▶ _EXERCISE_
The expected answer is the complete listing, reproduced character for character.

+++

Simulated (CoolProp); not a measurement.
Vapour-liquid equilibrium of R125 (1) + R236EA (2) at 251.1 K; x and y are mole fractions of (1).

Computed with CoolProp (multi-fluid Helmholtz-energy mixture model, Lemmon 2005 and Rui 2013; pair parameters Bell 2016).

+++

▶ _SOLUTION_
Simulated (CoolProp); not a measurement.
Vapour-liquid equilibrium of R125 (1) + R236EA (2) at 251.1 K; x and y are mole fractions of (1).

Computed with CoolProp (multi-fluid Helmholtz-energy mixture model, Lemmon 2005 and Rui 2013; pair parameters Bell 2016).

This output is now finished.